* **TASK ITEM**
Your task is to print all of the data word for word.

* **INFORMATION SUPPLIED**
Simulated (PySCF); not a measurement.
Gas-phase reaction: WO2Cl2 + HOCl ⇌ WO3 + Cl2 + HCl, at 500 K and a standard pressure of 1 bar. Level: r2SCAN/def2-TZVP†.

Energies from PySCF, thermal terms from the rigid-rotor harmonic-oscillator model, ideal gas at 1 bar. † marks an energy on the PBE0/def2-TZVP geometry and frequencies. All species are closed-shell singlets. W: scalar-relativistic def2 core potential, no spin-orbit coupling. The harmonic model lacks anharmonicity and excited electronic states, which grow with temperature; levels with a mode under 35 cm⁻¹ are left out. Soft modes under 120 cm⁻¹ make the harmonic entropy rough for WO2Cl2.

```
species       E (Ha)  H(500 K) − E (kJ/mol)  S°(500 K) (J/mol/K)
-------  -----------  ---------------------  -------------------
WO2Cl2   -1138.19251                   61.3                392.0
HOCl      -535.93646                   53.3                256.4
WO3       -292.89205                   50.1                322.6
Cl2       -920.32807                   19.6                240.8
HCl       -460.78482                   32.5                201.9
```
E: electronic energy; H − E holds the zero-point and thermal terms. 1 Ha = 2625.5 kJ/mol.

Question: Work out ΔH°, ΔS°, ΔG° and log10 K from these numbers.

* **TASK SOLUTION**
Simulated (PySCF); not a measurement.
Gas-phase reaction: WO2Cl2 + HOCl ⇌ WO3 + Cl2 + HCl, at 500 K and a standard pressure of 1 bar. Level: r2SCAN/def2-TZVP†.

Energies from PySCF, thermal terms from the rigid-rotor harmonic-oscillator model, ideal gas at 1 bar. † marks an energy on the PBE0/def2-TZVP geometry and frequencies. All species are closed-shell singlets. W: scalar-relativistic def2 core potential, no spin-orbit coupling. The harmonic model lacks anharmonicity and excited electronic states, which grow with temperature; levels with a mode under 35 cm⁻¹ are left out. Soft modes under 120 cm⁻¹ make the harmonic entropy rough for WO2Cl2.

```
species       E (Ha)  H(500 K) − E (kJ/mol)  S°(500 K) (J/mol/K)
-------  -----------  ---------------------  -------------------
WO2Cl2   -1138.19251                   61.3                392.0
HOCl      -535.93646                   53.3                256.4
WO3       -292.89205                   50.1                322.6
Cl2       -920.32807                   19.6                240.8
HCl       -460.78482                   32.5                201.9
```
E: electronic energy; H − E holds the zero-point and thermal terms. 1 Ha = 2625.5 kJ/mol.

Question: Work out ΔH°, ΔS°, ΔG° and log10 K from these numbers.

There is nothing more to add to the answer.